## Data supplied
☆ ☆ ☆ ☆ ☆

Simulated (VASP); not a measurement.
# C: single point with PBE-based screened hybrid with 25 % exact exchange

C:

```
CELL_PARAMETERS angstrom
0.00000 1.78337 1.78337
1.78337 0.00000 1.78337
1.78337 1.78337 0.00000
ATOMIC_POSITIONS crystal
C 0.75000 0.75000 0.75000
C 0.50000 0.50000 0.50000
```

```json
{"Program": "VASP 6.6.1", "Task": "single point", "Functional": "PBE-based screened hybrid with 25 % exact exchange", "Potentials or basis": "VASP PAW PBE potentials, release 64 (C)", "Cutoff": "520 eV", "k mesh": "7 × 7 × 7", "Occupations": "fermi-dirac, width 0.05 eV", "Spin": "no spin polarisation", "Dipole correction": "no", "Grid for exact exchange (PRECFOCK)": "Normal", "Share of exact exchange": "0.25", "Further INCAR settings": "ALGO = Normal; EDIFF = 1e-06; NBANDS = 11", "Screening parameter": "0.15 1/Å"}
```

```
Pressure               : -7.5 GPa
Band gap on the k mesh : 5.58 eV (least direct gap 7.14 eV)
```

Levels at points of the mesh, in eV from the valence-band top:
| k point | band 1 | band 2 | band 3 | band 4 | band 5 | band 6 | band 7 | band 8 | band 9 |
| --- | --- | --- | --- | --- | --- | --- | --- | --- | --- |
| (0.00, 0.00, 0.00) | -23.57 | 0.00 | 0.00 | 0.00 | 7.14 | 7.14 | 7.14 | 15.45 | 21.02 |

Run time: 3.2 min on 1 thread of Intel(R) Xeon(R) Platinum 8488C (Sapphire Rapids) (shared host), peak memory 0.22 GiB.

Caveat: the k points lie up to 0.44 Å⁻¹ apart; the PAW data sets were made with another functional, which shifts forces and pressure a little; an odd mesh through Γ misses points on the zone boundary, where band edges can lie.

☆ ☆ ☆ ☆ ☆

## Brief
Lines after the one containing "Levels at points" are not wanted; repeat exactly each line above from the first up to and including it.

## Exercise result
Simulated (VASP); not a measurement.
# C: single point with PBE-based screened hybrid with 25 % exact exchange

C:

```
CELL_PARAMETERS angstrom
0.00000 1.78337 1.78337
1.78337 0.00000 1.78337
1.78337 1.78337 0.00000
ATOMIC_POSITIONS crystal
C 0.75000 0.75000 0.75000
C 0.50000 0.50000 0.50000
```

```json
{"Program": "VASP 6.6.1", "Task": "single point", "Functional": "PBE-based screened hybrid with 25 % exact exchange", "Potentials or basis": "VASP PAW PBE potentials, release 64 (C)", "Cutoff": "520 eV", "k mesh": "7 × 7 × 7", "Occupations": "fermi-dirac, width 0.05 eV", "Spin": "no spin polarisation", "Dipole correction": "no", "Grid for exact exchange (PRECFOCK)": "Normal", "Share of exact exchange": "0.25", "Further INCAR settings": "ALGO = Normal; EDIFF = 1e-06; NBANDS = 11", "Screening parameter": "0.15 1/Å"}
```

```
Pressure               : -7.5 GPa
Band gap on the k mesh : 5.58 eV (least direct gap 7.14 eV)
```

Levels at points of the mesh, in eV from the valence-band top:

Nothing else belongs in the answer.